▶ INFORMATION
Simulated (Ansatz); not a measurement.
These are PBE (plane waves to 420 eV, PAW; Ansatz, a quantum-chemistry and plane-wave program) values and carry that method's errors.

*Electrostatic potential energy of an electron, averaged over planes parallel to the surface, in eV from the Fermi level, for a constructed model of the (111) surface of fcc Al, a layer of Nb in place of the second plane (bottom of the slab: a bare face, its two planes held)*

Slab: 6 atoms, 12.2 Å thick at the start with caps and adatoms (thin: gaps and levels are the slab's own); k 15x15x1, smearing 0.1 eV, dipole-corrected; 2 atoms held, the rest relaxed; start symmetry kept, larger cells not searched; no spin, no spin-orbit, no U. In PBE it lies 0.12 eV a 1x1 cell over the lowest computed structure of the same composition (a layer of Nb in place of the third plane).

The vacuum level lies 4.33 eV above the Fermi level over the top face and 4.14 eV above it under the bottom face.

▶ REQUIREMENT
In the listing above, locate the line containing "These are PBE" and the line containing "two planes held)*". Extract those two lines and every line between them, exactly as written, and only those.

▶ EXERCISE RESPONSE
These are PBE (plane waves to 420 eV, PAW; Ansatz, a quantum-chemistry and plane-wave program) values and carry that method's errors.

*Electrostatic potential energy of an electron, averaged over planes parallel to the surface, in eV from the Fermi level, for a constructed model of the (111) surface of fcc Al, a layer of Nb in place of the second plane (bottom of the slab: a bare face, its two planes held)*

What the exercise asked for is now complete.